*** DATA PROVIDED Section Begins ***
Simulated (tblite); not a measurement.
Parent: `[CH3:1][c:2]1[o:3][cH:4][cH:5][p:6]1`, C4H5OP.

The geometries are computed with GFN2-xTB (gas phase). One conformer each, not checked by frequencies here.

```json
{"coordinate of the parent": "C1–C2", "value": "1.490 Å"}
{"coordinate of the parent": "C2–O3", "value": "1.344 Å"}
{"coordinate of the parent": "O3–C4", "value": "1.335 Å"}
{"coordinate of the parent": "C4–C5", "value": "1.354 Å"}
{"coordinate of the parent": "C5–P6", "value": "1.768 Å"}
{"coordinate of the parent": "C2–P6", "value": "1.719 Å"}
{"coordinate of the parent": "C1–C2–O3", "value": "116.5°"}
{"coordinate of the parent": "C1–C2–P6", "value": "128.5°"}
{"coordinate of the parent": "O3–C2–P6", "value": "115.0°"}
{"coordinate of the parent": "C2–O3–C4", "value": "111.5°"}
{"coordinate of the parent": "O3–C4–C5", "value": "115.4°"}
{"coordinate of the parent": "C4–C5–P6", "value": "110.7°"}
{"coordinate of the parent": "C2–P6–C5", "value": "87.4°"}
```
*** DATA PROVIDED Section Ends ***

TASK ITEM: Repeat the data in full, matching each line exactly.

EXPECTED ANSWER:
Simulated (tblite); not a measurement.
Parent: `[CH3:1][c:2]1[o:3][cH:4][cH:5][p:6]1`, C4H5OP.

The geometries are computed with GFN2-xTB (gas phase). One conformer each, not checked by frequencies here.

```json
{"coordinate of the parent": "C1–C2", "value": "1.490 Å"}
{"coordinate of the parent": "C2–O3", "value": "1.344 Å"}
{"coordinate of the parent": "O3–C4", "value": "1.335 Å"}
{"coordinate of the parent": "C4–C5", "value": "1.354 Å"}
{"coordinate of the parent": "C5–P6", "value": "1.768 Å"}
{"coordinate of the parent": "C2–P6", "value": "1.719 Å"}
{"coordinate of the parent": "C1–C2–O3", "value": "116.5°"}
{"coordinate of the parent": "C1–C2–P6", "value": "128.5°"}
{"coordinate of the parent": "O3–C2–P6", "value": "115.0°"}
{"coordinate of the parent": "C2–O3–C4", "value": "111.5°"}
{"coordinate of the parent": "O3–C4–C5", "value": "115.4°"}
{"coordinate of the parent": "C4–C5–P6", "value": "110.7°"}
{"coordinate of the parent": "C2–P6–C5", "value": "87.4°"}
```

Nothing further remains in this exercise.